== Dataset excerpts

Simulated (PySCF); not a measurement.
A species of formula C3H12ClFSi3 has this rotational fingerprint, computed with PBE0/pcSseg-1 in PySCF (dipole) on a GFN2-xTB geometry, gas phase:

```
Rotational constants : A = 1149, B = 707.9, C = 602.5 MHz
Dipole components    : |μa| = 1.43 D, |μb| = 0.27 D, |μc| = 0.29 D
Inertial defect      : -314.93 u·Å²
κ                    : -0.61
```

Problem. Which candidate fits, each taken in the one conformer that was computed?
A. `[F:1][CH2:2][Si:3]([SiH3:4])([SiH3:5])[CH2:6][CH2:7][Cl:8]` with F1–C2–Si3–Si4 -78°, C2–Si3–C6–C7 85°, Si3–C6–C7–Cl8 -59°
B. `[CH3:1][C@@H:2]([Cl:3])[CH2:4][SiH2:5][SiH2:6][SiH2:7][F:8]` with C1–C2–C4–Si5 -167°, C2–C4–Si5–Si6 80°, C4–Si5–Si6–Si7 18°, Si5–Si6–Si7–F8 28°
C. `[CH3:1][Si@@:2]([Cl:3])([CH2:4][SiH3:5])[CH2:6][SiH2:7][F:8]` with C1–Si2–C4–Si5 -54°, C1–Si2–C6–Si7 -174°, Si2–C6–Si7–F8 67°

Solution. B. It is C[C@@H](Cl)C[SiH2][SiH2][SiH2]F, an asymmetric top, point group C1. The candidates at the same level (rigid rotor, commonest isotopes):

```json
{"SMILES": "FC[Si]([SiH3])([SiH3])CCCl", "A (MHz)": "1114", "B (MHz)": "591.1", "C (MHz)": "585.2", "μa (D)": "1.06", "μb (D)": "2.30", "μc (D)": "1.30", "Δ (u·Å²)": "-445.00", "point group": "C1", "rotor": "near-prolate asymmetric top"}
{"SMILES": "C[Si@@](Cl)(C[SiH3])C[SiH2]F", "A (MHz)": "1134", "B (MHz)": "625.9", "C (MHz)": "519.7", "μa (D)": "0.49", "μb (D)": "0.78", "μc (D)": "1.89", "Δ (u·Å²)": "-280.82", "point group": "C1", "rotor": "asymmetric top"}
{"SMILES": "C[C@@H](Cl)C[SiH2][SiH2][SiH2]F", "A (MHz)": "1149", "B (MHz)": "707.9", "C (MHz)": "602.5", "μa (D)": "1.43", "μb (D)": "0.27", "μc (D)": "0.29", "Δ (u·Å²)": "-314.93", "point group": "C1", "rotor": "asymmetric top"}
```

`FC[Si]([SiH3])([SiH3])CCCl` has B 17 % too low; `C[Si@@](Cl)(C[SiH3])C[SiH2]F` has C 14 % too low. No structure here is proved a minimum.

====

• Work order:
I'd like an exact copy of the lines above, from the very first one through the line that contains "85°, Si3–C6–C7–Cl8 -59°", with nothing else added.

• Result:
Simulated (PySCF); not a measurement.
A species of formula C3H12ClFSi3 has this rotational fingerprint, computed with PBE0/pcSseg-1 in PySCF (dipole) on a GFN2-xTB geometry, gas phase:

```
Rotational constants : A = 1149, B = 707.9, C = 602.5 MHz
Dipole components    : |μa| = 1.43 D, |μb| = 0.27 D, |μc| = 0.29 D
Inertial defect      : -314.93 u·Å²
κ                    : -0.61
```

Problem. Which candidate fits, each taken in the one conformer that was computed?
A. `[F:1][CH2:2][Si:3]([SiH3:4])([SiH3:5])[CH2:6][CH2:7][Cl:8]` with F1–C2–Si3–Si4 -78°, C2–Si3–C6–C7 85°, Si3–C6–C7–Cl8 -59°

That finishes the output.